DATA PROVIDED —
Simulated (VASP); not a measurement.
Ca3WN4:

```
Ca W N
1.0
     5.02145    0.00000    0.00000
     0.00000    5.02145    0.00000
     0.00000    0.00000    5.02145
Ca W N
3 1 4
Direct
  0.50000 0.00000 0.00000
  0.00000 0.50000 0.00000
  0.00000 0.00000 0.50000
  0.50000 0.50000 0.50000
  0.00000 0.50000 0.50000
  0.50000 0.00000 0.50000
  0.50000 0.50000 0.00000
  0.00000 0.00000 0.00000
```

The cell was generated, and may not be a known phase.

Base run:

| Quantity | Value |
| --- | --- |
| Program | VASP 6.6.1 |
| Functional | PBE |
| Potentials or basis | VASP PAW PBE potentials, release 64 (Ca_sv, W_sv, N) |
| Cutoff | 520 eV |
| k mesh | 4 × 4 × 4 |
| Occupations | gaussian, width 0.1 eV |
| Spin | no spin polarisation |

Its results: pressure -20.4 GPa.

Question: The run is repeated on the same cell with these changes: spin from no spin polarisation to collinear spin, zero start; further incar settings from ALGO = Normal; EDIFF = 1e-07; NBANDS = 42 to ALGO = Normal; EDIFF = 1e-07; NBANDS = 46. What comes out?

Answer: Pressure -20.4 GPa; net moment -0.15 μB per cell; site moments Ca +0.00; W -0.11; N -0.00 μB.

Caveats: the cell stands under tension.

ASSIGNED TASK —
Your answer consists solely of the lines from the top of the records above through the line that contains "Answer: Pressure -20.4", each echoed exactly.

TASK OUTPUT —
Simulated (VASP); not a measurement.
Ca3WN4:

```
Ca W N
1.0
     5.02145    0.00000    0.00000
     0.00000    5.02145    0.00000
     0.00000    0.00000    5.02145
Ca W N
3 1 4
Direct
  0.50000 0.00000 0.00000
  0.00000 0.50000 0.00000
  0.00000 0.00000 0.50000
  0.50000 0.50000 0.50000
  0.00000 0.50000 0.50000
  0.50000 0.00000 0.50000
  0.50000 0.50000 0.00000
  0.00000 0.00000 0.00000
```

The cell was generated, and may not be a known phase.

Base run:

| Quantity | Value |
| --- | --- |
| Program | VASP 6.6.1 |
| Functional | PBE |
| Potentials or basis | VASP PAW PBE potentials, release 64 (Ca_sv, W_sv, N) |
| Cutoff | 520 eV |
| k mesh | 4 × 4 × 4 |
| Occupations | gaussian, width 0.1 eV |
| Spin | no spin polarisation |

Its results: pressure -20.4 GPa.

Question: The run is repeated on the same cell with these changes: spin from no spin polarisation to collinear spin, zero start; further incar settings from ALGO = Normal; EDIFF = 1e-07; NBANDS = 42 to ALGO = Normal; EDIFF = 1e-07; NBANDS = 46. What comes out?

Answer: Pressure -20.4 GPa; net moment -0.15 μB per cell; site moments Ca +0.00; W -0.11; N -0.00 μB.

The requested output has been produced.